▸ **Required action**: Restate each entry below without changing a word.

▸ **Given records**:
┌──
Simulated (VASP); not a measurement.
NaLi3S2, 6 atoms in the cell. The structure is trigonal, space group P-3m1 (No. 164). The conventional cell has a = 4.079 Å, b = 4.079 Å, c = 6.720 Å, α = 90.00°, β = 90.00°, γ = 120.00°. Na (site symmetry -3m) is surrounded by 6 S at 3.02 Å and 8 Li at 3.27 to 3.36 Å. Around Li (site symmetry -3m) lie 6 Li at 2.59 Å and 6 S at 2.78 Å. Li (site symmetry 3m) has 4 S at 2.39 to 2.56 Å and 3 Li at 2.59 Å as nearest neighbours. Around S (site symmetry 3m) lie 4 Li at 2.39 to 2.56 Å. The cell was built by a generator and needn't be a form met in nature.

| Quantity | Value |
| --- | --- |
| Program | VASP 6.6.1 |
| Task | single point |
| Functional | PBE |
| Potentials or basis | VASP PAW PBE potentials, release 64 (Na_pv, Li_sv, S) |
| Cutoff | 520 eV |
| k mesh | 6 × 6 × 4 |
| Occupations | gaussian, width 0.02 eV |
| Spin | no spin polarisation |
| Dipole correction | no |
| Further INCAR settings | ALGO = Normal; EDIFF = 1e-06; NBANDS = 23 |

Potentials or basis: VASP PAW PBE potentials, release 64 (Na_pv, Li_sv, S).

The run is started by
└──

▸ **Solution**:
Simulated (VASP); not a measurement.
NaLi3S2, 6 atoms in the cell. The structure is trigonal, space group P-3m1 (No. 164). The conventional cell has a = 4.079 Å, b = 4.079 Å, c = 6.720 Å, α = 90.00°, β = 90.00°, γ = 120.00°. Na (site symmetry -3m) is surrounded by 6 S at 3.02 Å and 8 Li at 3.27 to 3.36 Å. Around Li (site symmetry -3m) lie 6 Li at 2.59 Å and 6 S at 2.78 Å. Li (site symmetry 3m) has 4 S at 2.39 to 2.56 Å and 3 Li at 2.59 Å as nearest neighbours. Around S (site symmetry 3m) lie 4 Li at 2.39 to 2.56 Å. The cell was built by a generator and needn't be a form met in nature.

| Quantity | Value |
| --- | --- |
| Program | VASP 6.6.1 |
| Task | single point |
| Functional | PBE |
| Potentials or basis | VASP PAW PBE potentials, release 64 (Na_pv, Li_sv, S) |
| Cutoff | 520 eV |
| k mesh | 6 × 6 × 4 |
| Occupations | gaussian, width 0.02 eV |
| Spin | no spin polarisation |
| Dipole correction | no |
| Further INCAR settings | ALGO = Normal; EDIFF = 1e-06; NBANDS = 23 |

Potentials or basis: VASP PAW PBE potentials, release 64 (Na_pv, Li_sv, S).

The run is started by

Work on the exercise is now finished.